### ACTION ITEM
Restate the following entries exactly, including every line.

### DATASET EXTRACT
● ● ● ● ● ● ●
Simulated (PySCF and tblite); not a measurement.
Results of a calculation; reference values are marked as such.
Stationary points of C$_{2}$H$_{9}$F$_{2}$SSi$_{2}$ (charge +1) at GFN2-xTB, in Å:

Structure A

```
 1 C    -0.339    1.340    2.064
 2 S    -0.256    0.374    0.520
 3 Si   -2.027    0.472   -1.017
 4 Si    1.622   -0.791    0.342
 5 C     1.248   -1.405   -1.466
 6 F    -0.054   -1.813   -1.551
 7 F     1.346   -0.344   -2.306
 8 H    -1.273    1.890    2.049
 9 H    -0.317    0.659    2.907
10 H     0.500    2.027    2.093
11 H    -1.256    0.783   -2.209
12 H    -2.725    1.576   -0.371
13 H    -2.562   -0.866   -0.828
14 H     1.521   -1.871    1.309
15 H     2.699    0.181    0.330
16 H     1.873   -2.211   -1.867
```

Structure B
● ● ● ● ● ● ●

### EXERCISE SOLUTION
Simulated (PySCF and tblite); not a measurement.
Results of a calculation; reference values are marked as such.
Stationary points of C$_{2}$H$_{9}$F$_{2}$SSi$_{2}$ (charge +1) at GFN2-xTB, in Å:

Structure A

```
 1 C    -0.339    1.340    2.064
 2 S    -0.256    0.374    0.520
 3 Si   -2.027    0.472   -1.017
 4 Si    1.622   -0.791    0.342
 5 C     1.248   -1.405   -1.466
 6 F    -0.054   -1.813   -1.551
 7 F     1.346   -0.344   -2.306
 8 H    -1.273    1.890    2.049
 9 H    -0.317    0.659    2.907
10 H     0.500    2.027    2.093
11 H    -1.256    0.783   -2.209
12 H    -2.725    1.576   -0.371
13 H    -2.562   -0.866   -0.828
14 H     1.521   -1.871    1.309
15 H     2.699    0.181    0.330
16 H     1.873   -2.211   -1.867
```

Structure B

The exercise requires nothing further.